▶ [Dataset excerpts]:
====

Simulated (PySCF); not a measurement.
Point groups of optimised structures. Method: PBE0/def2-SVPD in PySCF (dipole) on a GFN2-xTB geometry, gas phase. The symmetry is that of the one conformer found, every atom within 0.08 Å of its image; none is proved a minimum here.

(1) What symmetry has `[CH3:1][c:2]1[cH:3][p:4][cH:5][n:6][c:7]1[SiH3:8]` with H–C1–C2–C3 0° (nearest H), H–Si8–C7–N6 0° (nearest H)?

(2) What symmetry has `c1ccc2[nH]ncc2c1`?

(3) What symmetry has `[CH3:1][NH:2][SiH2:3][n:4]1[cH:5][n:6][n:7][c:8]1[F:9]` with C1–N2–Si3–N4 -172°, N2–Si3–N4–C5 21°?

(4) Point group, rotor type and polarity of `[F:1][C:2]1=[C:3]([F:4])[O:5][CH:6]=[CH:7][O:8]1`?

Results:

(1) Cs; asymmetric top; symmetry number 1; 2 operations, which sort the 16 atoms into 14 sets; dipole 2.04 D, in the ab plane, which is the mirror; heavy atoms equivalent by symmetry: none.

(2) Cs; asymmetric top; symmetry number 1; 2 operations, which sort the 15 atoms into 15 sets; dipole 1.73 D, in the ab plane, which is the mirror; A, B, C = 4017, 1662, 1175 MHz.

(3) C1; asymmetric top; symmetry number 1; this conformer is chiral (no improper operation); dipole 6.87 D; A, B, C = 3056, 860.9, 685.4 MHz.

====

▶ [Action item]:
Taking the line with "(1) Cs; asymmetric" as the first and the line with "(2) Cs; asymmetric" as the last, retype that stretch of the data above exactly, with no other lines.

▶ [Solution]:
(1) Cs; asymmetric top; symmetry number 1; 2 operations, which sort the 16 atoms into 14 sets; dipole 2.04 D, in the ab plane, which is the mirror; heavy atoms equivalent by symmetry: none.

(2) Cs; asymmetric top; symmetry number 1; 2 operations, which sort the 15 atoms into 15 sets; dipole 1.73 D, in the ab plane, which is the mirror; A, B, C = 4017, 1662, 1175 MHz.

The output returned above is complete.